*Exercise*. The answer must consist of the records, repeated exactly.

*Provided data*.
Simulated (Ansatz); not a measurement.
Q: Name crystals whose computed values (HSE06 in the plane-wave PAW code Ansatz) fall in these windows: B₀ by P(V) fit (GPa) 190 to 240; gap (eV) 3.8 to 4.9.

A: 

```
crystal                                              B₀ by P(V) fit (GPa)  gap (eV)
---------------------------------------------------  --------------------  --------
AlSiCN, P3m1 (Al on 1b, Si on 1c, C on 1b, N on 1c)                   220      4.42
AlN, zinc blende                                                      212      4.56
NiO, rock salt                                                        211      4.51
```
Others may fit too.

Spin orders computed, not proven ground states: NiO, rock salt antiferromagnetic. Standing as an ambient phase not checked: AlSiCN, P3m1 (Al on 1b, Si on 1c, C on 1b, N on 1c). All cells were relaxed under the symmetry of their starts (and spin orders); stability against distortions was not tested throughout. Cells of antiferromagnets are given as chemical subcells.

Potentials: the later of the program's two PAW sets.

*Answer area*.
Simulated (Ansatz); not a measurement.
Q: Name crystals whose computed values (HSE06 in the plane-wave PAW code Ansatz) fall in these windows: B₀ by P(V) fit (GPa) 190 to 240; gap (eV) 3.8 to 4.9.

A: 

```
crystal                                              B₀ by P(V) fit (GPa)  gap (eV)
---------------------------------------------------  --------------------  --------
AlSiCN, P3m1 (Al on 1b, Si on 1c, C on 1b, N on 1c)                   220      4.42
AlN, zinc blende                                                      212      4.56
NiO, rock salt                                                        211      4.51
```
Others may fit too.

Spin orders computed, not proven ground states: NiO, rock salt antiferromagnetic. Standing as an ambient phase not checked: AlSiCN, P3m1 (Al on 1b, Si on 1c, C on 1b, N on 1c). All cells were relaxed under the symmetry of their starts (and spin orders); stability against distortions was not tested throughout. Cells of antiferromagnets are given as chemical subcells.

Potentials: the later of the program's two PAW sets.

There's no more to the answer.